→ **Dataset**
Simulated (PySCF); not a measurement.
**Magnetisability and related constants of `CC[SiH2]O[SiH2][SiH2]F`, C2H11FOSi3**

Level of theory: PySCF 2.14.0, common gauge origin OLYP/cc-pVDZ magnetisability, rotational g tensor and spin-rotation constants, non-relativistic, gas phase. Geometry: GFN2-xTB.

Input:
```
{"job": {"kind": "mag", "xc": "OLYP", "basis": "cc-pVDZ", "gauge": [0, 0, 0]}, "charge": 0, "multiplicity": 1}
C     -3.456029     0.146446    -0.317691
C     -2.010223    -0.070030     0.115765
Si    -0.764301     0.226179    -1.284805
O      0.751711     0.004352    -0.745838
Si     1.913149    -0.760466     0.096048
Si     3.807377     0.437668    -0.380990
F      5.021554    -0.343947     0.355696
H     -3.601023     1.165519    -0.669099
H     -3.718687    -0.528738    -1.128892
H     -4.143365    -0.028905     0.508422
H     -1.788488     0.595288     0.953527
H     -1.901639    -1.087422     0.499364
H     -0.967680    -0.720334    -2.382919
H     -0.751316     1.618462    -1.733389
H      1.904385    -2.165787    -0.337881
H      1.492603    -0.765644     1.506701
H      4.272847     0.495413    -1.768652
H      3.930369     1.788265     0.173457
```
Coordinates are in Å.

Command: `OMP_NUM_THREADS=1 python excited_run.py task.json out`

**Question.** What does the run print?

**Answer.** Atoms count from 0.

→ **Assigned task**
Reproduce the listing above verbatim.

→ **Response**
Simulated (PySCF); not a measurement.
**Magnetisability and related constants of `CC[SiH2]O[SiH2][SiH2]F`, C2H11FOSi3**

Level of theory: PySCF 2.14.0, common gauge origin OLYP/cc-pVDZ magnetisability, rotational g tensor and spin-rotation constants, non-relativistic, gas phase. Geometry: GFN2-xTB.

Input:
```
{"job": {"kind": "mag", "xc": "OLYP", "basis": "cc-pVDZ", "gauge": [0, 0, 0]}, "charge": 0, "multiplicity": 1}
C     -3.456029     0.146446    -0.317691
C     -2.010223    -0.070030     0.115765
Si    -0.764301     0.226179    -1.284805
O      0.751711     0.004352    -0.745838
Si     1.913149    -0.760466     0.096048
Si     3.807377     0.437668    -0.380990
F      5.021554    -0.343947     0.355696
H     -3.601023     1.165519    -0.669099
H     -3.718687    -0.528738    -1.128892
H     -4.143365    -0.028905     0.508422
H     -1.788488     0.595288     0.953527
H     -1.901639    -1.087422     0.499364
H     -0.967680    -0.720334    -2.382919
H     -0.751316     1.618462    -1.733389
H      1.904385    -2.165787    -0.337881
H      1.492603    -0.765644     1.506701
H      4.272847     0.495413    -1.768652
H      3.930369     1.788265     0.173457
```
Coordinates are in Å.

Command: `OMP_NUM_THREADS=1 python excited_run.py task.json out`

**Question.** What does the run print?

**Answer.** Atoms count from 0.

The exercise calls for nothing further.